Once you reach the line containing "Energies in hartree." in the data below, restate each line word for word up to and including the one containing "Task: What is".

+ + + + +

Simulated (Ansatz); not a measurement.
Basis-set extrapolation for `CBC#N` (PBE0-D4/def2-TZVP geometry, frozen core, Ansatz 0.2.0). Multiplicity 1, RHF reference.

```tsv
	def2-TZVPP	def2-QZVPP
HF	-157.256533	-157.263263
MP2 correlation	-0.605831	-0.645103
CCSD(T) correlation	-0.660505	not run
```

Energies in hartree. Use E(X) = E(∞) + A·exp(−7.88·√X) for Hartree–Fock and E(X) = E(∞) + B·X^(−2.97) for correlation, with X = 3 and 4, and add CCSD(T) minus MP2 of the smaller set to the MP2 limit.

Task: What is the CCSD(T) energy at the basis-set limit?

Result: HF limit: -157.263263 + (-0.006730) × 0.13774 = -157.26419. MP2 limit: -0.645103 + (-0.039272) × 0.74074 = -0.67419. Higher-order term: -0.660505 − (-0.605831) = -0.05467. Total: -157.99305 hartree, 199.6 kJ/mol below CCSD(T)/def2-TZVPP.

+ + + + +

• Exercise answer:
Energies in hartree. Use E(X) = E(∞) + A·exp(−7.88·√X) for Hartree–Fock and E(X) = E(∞) + B·X^(−2.97) for correlation, with X = 3 and 4, and add CCSD(T) minus MP2 of the smaller set to the MP2 limit.

Task: What is the CCSD(T) energy at the basis-set limit?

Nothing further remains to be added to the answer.